(Activity) This task calls for the complete listing below, reproduced exactly.

(Material supplied)
*** Begin section ***

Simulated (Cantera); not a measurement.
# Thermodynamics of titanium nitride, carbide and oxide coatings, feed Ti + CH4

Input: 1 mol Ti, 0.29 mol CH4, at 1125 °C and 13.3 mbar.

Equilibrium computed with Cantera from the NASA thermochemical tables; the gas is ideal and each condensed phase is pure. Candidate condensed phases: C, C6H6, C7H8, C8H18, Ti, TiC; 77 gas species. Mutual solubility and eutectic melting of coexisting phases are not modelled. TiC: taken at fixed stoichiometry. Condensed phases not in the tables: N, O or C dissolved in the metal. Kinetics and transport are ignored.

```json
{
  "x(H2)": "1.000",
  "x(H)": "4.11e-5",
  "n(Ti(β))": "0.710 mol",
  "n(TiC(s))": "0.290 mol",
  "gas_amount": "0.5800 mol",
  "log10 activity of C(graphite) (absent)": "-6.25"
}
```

*** End section ***

(Task output)
Simulated (Cantera); not a measurement.
# Thermodynamics of titanium nitride, carbide and oxide coatings, feed Ti + CH4

Input: 1 mol Ti, 0.29 mol CH4, at 1125 °C and 13.3 mbar.

Equilibrium computed with Cantera from the NASA thermochemical tables; the gas is ideal and each condensed phase is pure. Candidate condensed phases: C, C6H6, C7H8, C8H18, Ti, TiC; 77 gas species. Mutual solubility and eutectic melting of coexisting phases are not modelled. TiC: taken at fixed stoichiometry. Condensed phases not in the tables: N, O or C dissolved in the metal. Kinetics and transport are ignored.

```json
{
  "x(H2)": "1.000",
  "x(H)": "4.11e-5",
  "n(Ti(β))": "0.710 mol",
  "n(TiC(s))": "0.290 mol",
  "gas_amount": "0.5800 mol",
  "log10 activity of C(graphite) (absent)": "-6.25"
}
```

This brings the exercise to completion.